+++ Excerpted records

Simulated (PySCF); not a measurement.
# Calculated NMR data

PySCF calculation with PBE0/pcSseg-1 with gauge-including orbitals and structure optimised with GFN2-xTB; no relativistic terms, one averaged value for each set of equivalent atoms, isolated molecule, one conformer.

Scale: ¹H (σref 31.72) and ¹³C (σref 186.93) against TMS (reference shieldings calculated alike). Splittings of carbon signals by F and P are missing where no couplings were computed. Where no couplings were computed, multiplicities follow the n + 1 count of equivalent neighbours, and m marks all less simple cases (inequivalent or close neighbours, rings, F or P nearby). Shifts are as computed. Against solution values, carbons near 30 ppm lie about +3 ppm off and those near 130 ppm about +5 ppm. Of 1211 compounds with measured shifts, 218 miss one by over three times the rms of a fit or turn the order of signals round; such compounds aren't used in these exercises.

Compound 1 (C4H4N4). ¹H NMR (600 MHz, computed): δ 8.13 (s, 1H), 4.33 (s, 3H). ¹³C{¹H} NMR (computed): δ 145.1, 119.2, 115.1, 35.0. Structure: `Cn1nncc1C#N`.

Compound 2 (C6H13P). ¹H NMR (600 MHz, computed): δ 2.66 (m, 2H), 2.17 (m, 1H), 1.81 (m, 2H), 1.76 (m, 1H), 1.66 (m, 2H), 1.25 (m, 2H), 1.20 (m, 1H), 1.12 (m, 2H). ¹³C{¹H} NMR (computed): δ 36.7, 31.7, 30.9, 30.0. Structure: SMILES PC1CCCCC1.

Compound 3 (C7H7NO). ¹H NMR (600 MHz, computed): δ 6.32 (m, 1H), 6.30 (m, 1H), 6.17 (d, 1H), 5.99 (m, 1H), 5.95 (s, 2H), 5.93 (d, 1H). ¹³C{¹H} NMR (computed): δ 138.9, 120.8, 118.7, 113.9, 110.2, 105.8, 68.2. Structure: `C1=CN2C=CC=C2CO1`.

++++++

Exercise:
Once you reach the line with "PySCF calculation with" in the data above, copy it and every line after it exactly, up to and including the line with "Scale: ¹H (σref".

Exercise solution:
PySCF calculation with PBE0/pcSseg-1 with gauge-including orbitals and structure optimised with GFN2-xTB; no relativistic terms, one averaged value for each set of equivalent atoms, isolated molecule, one conformer.

Scale: ¹H (σref 31.72) and ¹³C (σref 186.93) against TMS (reference shieldings calculated alike). Splittings of carbon signals by F and P are missing where no couplings were computed. Where no couplings were computed, multiplicities follow the n + 1 count of equivalent neighbours, and m marks all less simple cases (inequivalent or close neighbours, rings, F or P nearby). Shifts are as computed. Against solution values, carbons near 30 ppm lie about +3 ppm off and those near 130 ppm about +5 ppm. Of 1211 compounds with measured shifts, 218 miss one by over three times the rms of a fit or turn the order of signals round; such compounds aren't used in these exercises.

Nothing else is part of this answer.